#### [Required action]
Word for word, return the lines from the top of the listing to the line containing "What does the", both ends included, and no others.

#### [Data for review]
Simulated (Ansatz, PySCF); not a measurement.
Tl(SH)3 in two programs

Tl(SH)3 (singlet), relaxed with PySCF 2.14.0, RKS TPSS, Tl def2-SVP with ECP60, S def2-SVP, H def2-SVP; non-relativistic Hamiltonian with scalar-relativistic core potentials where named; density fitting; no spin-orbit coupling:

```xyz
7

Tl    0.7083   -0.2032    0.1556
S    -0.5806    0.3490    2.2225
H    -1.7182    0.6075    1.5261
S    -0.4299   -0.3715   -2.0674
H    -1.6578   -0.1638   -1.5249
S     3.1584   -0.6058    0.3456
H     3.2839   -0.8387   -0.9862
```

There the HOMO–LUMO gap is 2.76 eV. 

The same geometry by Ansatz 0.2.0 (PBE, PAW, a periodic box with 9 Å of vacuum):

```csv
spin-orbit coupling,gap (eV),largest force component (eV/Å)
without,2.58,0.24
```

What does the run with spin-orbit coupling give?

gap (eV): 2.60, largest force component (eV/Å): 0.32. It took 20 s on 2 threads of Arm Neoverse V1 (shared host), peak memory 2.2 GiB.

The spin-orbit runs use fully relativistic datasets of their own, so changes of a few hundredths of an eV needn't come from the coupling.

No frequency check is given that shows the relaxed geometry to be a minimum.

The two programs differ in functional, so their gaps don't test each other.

#### [Task solution]
Simulated (Ansatz, PySCF); not a measurement.
Tl(SH)3 in two programs

Tl(SH)3 (singlet), relaxed with PySCF 2.14.0, RKS TPSS, Tl def2-SVP with ECP60, S def2-SVP, H def2-SVP; non-relativistic Hamiltonian with scalar-relativistic core potentials where named; density fitting; no spin-orbit coupling:

```xyz
7

Tl    0.7083   -0.2032    0.1556
S    -0.5806    0.3490    2.2225
H    -1.7182    0.6075    1.5261
S    -0.4299   -0.3715   -2.0674
H    -1.6578   -0.1638   -1.5249
S     3.1584   -0.6058    0.3456
H     3.2839   -0.8387   -0.9862
```

There the HOMO–LUMO gap is 2.76 eV. 

The same geometry by Ansatz 0.2.0 (PBE, PAW, a periodic box with 9 Å of vacuum):

```csv
spin-orbit coupling,gap (eV),largest force component (eV/Å)
without,2.58,0.24
```

What does the run with spin-orbit coupling give?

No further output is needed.